========================================

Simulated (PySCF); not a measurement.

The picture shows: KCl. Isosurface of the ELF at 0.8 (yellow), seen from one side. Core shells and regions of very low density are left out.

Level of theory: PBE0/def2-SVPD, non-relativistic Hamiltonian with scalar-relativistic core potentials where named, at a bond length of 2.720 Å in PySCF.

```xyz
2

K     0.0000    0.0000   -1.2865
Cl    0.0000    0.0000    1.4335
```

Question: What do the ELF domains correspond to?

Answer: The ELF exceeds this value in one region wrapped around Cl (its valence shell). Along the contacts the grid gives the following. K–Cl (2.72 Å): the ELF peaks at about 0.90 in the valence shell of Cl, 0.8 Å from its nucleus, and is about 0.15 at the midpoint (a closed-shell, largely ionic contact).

========================================

● Work item: Return only the part of the records above that opens with the line containing "Level of theory: PBE0/def2-SVPD, non-relativistic" and closes with the line containing "Question: What do", ends included.

● Task solution:
Level of theory: PBE0/def2-SVPD, non-relativistic Hamiltonian with scalar-relativistic core potentials where named, at a bond length of 2.720 Å in PySCF.

```xyz
2

K     0.0000    0.0000   -1.2865
Cl    0.0000    0.0000    1.4335
```

Question: What do the ELF domains correspond to?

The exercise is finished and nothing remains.